**Dataset extract:**
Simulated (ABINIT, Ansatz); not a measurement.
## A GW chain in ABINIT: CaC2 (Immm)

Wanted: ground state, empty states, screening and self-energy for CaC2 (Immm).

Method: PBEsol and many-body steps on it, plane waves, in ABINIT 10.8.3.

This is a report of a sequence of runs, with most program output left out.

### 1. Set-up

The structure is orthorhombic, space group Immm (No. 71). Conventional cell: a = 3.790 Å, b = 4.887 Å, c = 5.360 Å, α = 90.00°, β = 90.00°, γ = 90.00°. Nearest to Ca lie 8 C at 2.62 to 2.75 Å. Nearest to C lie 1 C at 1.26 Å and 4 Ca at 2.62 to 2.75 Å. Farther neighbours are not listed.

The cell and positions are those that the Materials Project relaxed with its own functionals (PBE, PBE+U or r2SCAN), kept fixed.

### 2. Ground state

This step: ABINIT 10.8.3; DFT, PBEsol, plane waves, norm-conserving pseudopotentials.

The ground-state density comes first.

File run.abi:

**Brief:** Please retype the data exactly as it stands, from its first line down to the line that contains "Method: PBEsol and", then stop.

**Exercise solution:**
Simulated (ABINIT, Ansatz); not a measurement.
## A GW chain in ABINIT: CaC2 (Immm)

Wanted: ground state, empty states, screening and self-energy for CaC2 (Immm).

Method: PBEsol and many-body steps on it, plane waves, in ABINIT 10.8.3.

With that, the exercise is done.